• Required action
Each line of the material below should be retyped precisely as it appears.

** Opening Study material block **
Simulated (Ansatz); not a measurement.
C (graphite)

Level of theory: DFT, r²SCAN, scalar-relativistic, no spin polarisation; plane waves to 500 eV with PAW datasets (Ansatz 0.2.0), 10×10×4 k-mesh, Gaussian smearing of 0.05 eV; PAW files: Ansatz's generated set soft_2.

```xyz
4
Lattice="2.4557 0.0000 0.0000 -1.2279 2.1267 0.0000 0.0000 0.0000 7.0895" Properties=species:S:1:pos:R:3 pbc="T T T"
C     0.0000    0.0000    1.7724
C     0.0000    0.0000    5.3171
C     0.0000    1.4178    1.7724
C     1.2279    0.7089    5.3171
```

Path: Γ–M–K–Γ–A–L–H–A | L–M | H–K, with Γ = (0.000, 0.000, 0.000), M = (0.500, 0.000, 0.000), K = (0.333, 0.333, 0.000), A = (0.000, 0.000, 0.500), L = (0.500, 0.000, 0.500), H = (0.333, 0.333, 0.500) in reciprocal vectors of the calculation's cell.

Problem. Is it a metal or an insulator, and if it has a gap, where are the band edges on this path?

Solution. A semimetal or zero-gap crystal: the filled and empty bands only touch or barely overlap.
** Closing Study material block **

• Response area
Simulated (Ansatz); not a measurement.
C (graphite)

Level of theory: DFT, r²SCAN, scalar-relativistic, no spin polarisation; plane waves to 500 eV with PAW datasets (Ansatz 0.2.0), 10×10×4 k-mesh, Gaussian smearing of 0.05 eV; PAW files: Ansatz's generated set soft_2.

```xyz
4
Lattice="2.4557 0.0000 0.0000 -1.2279 2.1267 0.0000 0.0000 0.0000 7.0895" Properties=species:S:1:pos:R:3 pbc="T T T"
C     0.0000    0.0000    1.7724
C     0.0000    0.0000    5.3171
C     0.0000    1.4178    1.7724
C     1.2279    0.7089    5.3171
```

Path: Γ–M–K–Γ–A–L–H–A | L–M | H–K, with Γ = (0.000, 0.000, 0.000), M = (0.500, 0.000, 0.000), K = (0.333, 0.333, 0.000), A = (0.000, 0.000, 0.500), L = (0.500, 0.000, 0.500), H = (0.333, 0.333, 0.500) in reciprocal vectors of the calculation's cell.

Problem. Is it a metal or an insulator, and if it has a gap, where are the band edges on this path?

Solution. A semimetal or zero-gap crystal: the filled and empty bands only touch or barely overlap.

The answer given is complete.